Given data.
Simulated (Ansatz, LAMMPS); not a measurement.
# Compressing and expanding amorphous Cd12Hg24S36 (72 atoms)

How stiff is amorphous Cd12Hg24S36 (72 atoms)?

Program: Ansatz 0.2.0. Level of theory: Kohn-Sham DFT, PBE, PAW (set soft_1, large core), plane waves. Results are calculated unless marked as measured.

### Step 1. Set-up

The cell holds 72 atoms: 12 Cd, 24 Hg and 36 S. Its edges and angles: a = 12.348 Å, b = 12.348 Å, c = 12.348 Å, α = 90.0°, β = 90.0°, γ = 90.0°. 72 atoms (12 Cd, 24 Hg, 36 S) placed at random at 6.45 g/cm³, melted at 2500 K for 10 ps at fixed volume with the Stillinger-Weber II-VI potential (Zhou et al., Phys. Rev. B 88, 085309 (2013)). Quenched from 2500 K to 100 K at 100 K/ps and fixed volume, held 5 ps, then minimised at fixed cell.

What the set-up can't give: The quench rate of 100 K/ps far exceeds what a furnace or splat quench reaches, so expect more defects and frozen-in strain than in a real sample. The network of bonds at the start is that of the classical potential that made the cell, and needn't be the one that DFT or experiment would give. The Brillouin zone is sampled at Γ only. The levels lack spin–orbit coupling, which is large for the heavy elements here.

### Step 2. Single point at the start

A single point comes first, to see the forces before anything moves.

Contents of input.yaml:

Assignment.
Starting with the first line of the listing above, copy each line exactly until you have copied the line containing "The cell holds". Stop there.

Response box.
Simulated (Ansatz, LAMMPS); not a measurement.
# Compressing and expanding amorphous Cd12Hg24S36 (72 atoms)

How stiff is amorphous Cd12Hg24S36 (72 atoms)?

Program: Ansatz 0.2.0. Level of theory: Kohn-Sham DFT, PBE, PAW (set soft_1, large core), plane waves. Results are calculated unless marked as measured.

### Step 1. Set-up

The cell holds 72 atoms: 12 Cd, 24 Hg and 36 S. Its edges and angles: a = 12.348 Å, b = 12.348 Å, c = 12.348 Å, α = 90.0°, β = 90.0°, γ = 90.0°. 72 atoms (12 Cd, 24 Hg, 36 S) placed at random at 6.45 g/cm³, melted at 2500 K for 10 ps at fixed volume with the Stillinger-Weber II-VI potential (Zhou et al., Phys. Rev. B 88, 085309 (2013)). Quenched from 2500 K to 100 K at 100 K/ps and fixed volume, held 5 ps, then minimised at fixed cell.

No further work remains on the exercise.